Required action
Only one stretch of the records below is wanted: the lines from the one holding "- Cutoff: 520 eV" through the one holding "Caveat: the PAW". Return it exactly, both ends included.

* * * * * * *

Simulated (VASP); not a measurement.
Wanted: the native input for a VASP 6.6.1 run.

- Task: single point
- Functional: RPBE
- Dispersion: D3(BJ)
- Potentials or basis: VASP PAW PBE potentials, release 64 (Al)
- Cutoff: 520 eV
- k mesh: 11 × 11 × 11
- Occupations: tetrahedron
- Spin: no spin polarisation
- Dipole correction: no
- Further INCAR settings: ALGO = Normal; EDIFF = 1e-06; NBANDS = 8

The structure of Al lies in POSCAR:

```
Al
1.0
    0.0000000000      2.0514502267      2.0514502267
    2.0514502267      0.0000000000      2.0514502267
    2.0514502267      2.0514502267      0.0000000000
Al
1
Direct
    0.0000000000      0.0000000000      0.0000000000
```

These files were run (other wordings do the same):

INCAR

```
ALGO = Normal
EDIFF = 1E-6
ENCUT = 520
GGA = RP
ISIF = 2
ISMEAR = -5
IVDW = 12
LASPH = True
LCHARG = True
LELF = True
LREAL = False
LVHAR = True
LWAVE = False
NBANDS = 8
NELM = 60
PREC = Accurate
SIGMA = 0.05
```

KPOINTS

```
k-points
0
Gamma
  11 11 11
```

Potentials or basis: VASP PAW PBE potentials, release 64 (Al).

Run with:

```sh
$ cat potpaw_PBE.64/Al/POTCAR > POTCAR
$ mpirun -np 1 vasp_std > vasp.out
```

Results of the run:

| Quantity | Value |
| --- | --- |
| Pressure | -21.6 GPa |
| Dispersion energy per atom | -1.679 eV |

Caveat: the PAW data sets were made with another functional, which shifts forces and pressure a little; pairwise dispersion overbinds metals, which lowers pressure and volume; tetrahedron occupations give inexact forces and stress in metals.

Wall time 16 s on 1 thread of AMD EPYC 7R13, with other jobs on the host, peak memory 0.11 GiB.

* * * * * * *

Worked solution
- Cutoff: 520 eV
- k mesh: 11 × 11 × 11
- Occupations: tetrahedron
- Spin: no spin polarisation
- Dipole correction: no
- Further INCAR settings: ALGO = Normal; EDIFF = 1e-06; NBANDS = 8

The structure of Al lies in POSCAR:

```
Al
1.0
    0.0000000000      2.0514502267      2.0514502267
    2.0514502267      0.0000000000      2.0514502267
    2.0514502267      2.0514502267      0.0000000000
Al
1
Direct
    0.0000000000      0.0000000000      0.0000000000
```

These files were run (other wordings do the same):

INCAR

```
ALGO = Normal
EDIFF = 1E-6
ENCUT = 520
GGA = RP
ISIF = 2
ISMEAR = -5
IVDW = 12
LASPH = True
LCHARG = True
LELF = True
LREAL = False
LVHAR = True
LWAVE = False
NBANDS = 8
NELM = 60
PREC = Accurate
SIGMA = 0.05
```

KPOINTS

```
k-points
0
Gamma
  11 11 11
```

Potentials or basis: VASP PAW PBE potentials, release 64 (Al).

Run with:

```sh
$ cat potpaw_PBE.64/Al/POTCAR > POTCAR
$ mpirun -np 1 vasp_std > vasp.out
```

Results of the run:

| Quantity | Value |
| --- | --- |
| Pressure | -21.6 GPa |
| Dispersion energy per atom | -1.679 eV |

Caveat: the PAW data sets were made with another functional, which shifts forces and pressure a little; pairwise dispersion overbinds metals, which lowers pressure and volume; tetrahedron occupations give inexact forces and stress in metals.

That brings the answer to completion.